> [Work request] What you return must be every line from the beginning of the data through the line holding "the Si–C bond)", unchanged.

> [Extracted records]
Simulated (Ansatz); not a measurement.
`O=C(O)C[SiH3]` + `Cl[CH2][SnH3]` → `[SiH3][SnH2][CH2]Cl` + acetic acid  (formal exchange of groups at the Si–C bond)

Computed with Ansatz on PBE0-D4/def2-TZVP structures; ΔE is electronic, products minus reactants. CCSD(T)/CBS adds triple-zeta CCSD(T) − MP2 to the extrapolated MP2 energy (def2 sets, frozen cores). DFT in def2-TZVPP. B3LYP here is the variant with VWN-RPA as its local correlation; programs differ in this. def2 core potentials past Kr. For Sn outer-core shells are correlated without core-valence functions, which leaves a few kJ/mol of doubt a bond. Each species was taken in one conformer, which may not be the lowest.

> [Result]
Simulated (Ansatz); not a measurement.
`O=C(O)C[SiH3]` + `Cl[CH2][SnH3]` → `[SiH3][SnH2][CH2]Cl` + acetic acid  (formal exchange of groups at the Si–C bond)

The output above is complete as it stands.